> _Action item_:
From the data below, return the exact lines starting at the line containing "Symmetry: Pm-3m, No." and ending at the line containing "## 2. Response at finite wavevector", both included, and nothing else.

> _Dataset_:
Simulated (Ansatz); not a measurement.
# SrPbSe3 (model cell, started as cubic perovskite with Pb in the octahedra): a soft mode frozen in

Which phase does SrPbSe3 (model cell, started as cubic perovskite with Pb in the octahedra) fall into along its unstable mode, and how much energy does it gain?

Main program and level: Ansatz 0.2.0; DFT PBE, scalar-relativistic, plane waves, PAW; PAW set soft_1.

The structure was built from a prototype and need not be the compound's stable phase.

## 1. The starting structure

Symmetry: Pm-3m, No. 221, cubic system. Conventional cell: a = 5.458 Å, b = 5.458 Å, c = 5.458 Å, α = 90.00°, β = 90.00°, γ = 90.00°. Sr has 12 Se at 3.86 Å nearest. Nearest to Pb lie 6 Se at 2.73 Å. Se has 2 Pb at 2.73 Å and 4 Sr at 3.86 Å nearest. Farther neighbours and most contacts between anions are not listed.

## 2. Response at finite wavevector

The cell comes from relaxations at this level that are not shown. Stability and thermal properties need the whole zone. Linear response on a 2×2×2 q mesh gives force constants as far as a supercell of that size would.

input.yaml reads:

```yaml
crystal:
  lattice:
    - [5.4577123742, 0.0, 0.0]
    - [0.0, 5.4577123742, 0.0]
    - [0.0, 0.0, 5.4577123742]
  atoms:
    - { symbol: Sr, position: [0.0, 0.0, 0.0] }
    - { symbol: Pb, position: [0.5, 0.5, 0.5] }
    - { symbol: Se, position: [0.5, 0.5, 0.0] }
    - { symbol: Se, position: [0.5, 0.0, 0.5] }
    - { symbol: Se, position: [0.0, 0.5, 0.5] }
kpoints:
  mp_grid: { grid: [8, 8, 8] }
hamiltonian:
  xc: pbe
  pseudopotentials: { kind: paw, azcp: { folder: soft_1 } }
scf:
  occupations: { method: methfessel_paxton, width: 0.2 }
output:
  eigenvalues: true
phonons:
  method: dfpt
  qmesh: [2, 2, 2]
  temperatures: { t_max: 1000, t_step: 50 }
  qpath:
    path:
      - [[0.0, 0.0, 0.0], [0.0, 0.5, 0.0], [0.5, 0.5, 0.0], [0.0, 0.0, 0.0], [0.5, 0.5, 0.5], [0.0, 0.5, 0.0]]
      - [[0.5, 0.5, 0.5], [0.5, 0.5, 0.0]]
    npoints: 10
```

> _Answer box_:
Symmetry: Pm-3m, No. 221, cubic system. Conventional cell: a = 5.458 Å, b = 5.458 Å, c = 5.458 Å, α = 90.00°, β = 90.00°, γ = 90.00°. Sr has 12 Se at 3.86 Å nearest. Nearest to Pb lie 6 Se at 2.73 Å. Se has 2 Pb at 2.73 Å and 4 Sr at 3.86 Å nearest. Farther neighbours and most contacts between anions are not listed.

## 2. Response at finite wavevector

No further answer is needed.